TASK ITEM:
Restate word for word the lines of the material below, from the line with "SMILES with atom" to the line with "List the computed", both lines included, and no others.

EXTRACTED INFORMATION:
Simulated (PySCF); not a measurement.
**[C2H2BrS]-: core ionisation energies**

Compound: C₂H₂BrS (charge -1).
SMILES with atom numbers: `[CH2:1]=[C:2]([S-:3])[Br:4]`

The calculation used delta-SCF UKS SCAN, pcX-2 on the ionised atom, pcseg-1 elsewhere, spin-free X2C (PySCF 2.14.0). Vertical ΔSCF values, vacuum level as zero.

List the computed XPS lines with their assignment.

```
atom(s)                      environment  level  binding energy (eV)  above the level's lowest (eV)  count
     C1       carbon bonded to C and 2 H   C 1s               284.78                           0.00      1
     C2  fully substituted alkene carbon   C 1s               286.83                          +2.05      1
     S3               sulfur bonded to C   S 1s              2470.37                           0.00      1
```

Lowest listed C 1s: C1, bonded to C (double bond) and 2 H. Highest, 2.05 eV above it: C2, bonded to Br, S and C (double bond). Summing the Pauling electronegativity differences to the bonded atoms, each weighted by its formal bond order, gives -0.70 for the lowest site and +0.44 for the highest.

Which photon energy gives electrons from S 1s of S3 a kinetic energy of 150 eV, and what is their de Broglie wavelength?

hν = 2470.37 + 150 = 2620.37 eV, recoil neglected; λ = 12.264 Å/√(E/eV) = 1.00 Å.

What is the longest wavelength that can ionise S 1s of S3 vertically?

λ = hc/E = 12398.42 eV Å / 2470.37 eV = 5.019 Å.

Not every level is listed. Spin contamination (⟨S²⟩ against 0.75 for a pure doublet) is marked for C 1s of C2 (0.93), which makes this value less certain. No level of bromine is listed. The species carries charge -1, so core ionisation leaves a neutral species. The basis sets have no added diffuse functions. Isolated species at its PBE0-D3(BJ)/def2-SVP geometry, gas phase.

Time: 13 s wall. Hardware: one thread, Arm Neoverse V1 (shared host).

EXPECTED ANSWER:
SMILES with atom numbers: `[CH2:1]=[C:2]([S-:3])[Br:4]`

The calculation used delta-SCF UKS SCAN, pcX-2 on the ionised atom, pcseg-1 elsewhere, spin-free X2C (PySCF 2.14.0). Vertical ΔSCF values, vacuum level as zero.

List the computed XPS lines with their assignment.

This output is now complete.